#### [Action item]
Line by line, return the material below exactly as it reads.

#### [Data for analysis]
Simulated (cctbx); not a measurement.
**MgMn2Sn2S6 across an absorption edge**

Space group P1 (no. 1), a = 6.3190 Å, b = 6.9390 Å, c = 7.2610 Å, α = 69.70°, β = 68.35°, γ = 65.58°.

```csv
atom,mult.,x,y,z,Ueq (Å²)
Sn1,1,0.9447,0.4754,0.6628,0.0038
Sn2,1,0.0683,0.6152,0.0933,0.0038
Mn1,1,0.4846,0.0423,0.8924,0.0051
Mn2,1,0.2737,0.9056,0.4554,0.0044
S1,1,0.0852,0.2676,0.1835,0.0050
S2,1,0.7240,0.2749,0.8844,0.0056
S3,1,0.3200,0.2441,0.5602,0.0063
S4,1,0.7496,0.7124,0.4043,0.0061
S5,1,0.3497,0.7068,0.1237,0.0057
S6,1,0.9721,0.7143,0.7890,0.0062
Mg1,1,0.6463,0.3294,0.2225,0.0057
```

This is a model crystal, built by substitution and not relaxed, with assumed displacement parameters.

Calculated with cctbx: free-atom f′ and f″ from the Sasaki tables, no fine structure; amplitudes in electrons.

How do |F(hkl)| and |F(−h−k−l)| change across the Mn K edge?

#### [Answer section]
Simulated (cctbx); not a measurement.
**MgMn2Sn2S6 across an absorption edge**

Space group P1 (no. 1), a = 6.3190 Å, b = 6.9390 Å, c = 7.2610 Å, α = 69.70°, β = 68.35°, γ = 65.58°.

```csv
atom,mult.,x,y,z,Ueq (Å²)
Sn1,1,0.9447,0.4754,0.6628,0.0038
Sn2,1,0.0683,0.6152,0.0933,0.0038
Mn1,1,0.4846,0.0423,0.8924,0.0051
Mn2,1,0.2737,0.9056,0.4554,0.0044
S1,1,0.0852,0.2676,0.1835,0.0050
S2,1,0.7240,0.2749,0.8844,0.0056
S3,1,0.3200,0.2441,0.5602,0.0063
S4,1,0.7496,0.7124,0.4043,0.0061
S5,1,0.3497,0.7068,0.1237,0.0057
S6,1,0.9721,0.7143,0.7890,0.0062
Mg1,1,0.6463,0.3294,0.2225,0.0057
```

This is a model crystal, built by substitution and not relaxed, with assumed displacement parameters.

Calculated with cctbx: free-atom f′ and f″ from the Sasaki tables, no fine structure; amplitudes in electrons.

How do |F(hkl)| and |F(−h−k−l)| change across the Mn K edge?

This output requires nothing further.